• **Work item**
In the listing below, locate the line containing "Atoms are numbered in the order listed." and the line containing "All numbers are". Output both of them and every line between, exactly as written, and nothing more.

Record set: Begin

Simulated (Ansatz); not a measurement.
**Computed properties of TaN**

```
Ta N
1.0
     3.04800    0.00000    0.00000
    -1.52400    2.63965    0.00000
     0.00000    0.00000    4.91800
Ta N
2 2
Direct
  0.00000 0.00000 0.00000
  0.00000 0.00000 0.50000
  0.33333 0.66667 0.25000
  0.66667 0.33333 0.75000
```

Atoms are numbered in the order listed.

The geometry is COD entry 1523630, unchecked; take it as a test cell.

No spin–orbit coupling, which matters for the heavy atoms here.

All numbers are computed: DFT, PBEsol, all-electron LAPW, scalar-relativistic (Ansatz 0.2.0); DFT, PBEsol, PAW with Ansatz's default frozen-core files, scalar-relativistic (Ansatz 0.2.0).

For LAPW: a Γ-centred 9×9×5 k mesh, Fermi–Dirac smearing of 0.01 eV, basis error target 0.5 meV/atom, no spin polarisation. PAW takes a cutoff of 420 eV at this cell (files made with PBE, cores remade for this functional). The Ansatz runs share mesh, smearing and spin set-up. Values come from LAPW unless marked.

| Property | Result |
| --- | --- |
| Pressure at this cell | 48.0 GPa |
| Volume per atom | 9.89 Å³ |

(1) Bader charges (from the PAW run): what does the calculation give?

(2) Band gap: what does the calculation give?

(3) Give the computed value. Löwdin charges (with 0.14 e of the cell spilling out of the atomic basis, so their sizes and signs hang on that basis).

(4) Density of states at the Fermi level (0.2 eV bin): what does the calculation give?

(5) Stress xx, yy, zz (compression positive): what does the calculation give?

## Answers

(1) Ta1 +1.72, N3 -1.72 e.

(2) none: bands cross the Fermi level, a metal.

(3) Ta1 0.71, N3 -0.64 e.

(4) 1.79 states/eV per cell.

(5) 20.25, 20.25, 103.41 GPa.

Record set: End

• **Task result**
Atoms are numbered in the order listed.

The geometry is COD entry 1523630, unchecked; take it as a test cell.

No spin–orbit coupling, which matters for the heavy atoms here.

All numbers are computed: DFT, PBEsol, all-electron LAPW, scalar-relativistic (Ansatz 0.2.0); DFT, PBEsol, PAW with Ansatz's default frozen-core files, scalar-relativistic (Ansatz 0.2.0).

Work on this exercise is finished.